(Data excerpts begins)
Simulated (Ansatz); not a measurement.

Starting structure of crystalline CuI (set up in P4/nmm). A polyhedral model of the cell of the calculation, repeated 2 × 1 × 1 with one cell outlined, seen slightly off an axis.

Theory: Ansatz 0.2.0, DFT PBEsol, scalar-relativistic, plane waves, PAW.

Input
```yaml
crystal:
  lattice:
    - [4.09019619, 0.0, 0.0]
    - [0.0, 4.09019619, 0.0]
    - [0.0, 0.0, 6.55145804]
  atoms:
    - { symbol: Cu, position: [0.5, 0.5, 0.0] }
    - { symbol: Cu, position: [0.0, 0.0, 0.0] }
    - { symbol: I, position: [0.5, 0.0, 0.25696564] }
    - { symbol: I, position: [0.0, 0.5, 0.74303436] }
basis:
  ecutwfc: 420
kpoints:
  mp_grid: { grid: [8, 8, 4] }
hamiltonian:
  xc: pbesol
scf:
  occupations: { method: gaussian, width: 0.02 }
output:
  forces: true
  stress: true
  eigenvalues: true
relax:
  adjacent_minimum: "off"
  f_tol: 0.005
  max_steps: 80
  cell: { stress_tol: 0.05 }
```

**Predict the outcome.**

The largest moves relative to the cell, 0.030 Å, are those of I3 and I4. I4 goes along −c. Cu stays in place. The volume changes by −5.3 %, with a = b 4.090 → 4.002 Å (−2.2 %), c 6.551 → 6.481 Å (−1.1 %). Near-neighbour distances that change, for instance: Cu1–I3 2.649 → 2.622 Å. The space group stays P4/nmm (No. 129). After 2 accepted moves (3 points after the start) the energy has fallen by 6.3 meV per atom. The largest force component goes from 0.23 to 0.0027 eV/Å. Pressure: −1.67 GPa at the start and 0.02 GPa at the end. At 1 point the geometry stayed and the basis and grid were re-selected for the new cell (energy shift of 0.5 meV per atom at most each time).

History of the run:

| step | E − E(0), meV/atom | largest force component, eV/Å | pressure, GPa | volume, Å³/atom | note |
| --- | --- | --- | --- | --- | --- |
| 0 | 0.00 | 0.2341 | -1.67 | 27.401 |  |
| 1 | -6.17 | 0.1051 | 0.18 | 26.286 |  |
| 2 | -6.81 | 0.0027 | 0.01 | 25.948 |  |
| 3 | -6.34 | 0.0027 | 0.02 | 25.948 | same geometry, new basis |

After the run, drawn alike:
(Data excerpts ends)

### Work order
Give back exactly the lines of the listing above that run from the line with "History of the" to the line with "new basis |", inclusive.

### Exercise response
History of the run:

| step | E − E(0), meV/atom | largest force component, eV/Å | pressure, GPa | volume, Å³/atom | note |
| --- | --- | --- | --- | --- | --- |
| 0 | 0.00 | 0.2341 | -1.67 | 27.401 |  |
| 1 | -6.17 | 0.1051 | 0.18 | 26.286 |  |
| 2 | -6.81 | 0.0027 | 0.01 | 25.948 |  |
| 3 | -6.34 | 0.0027 | 0.02 | 25.948 | same geometry, new basis |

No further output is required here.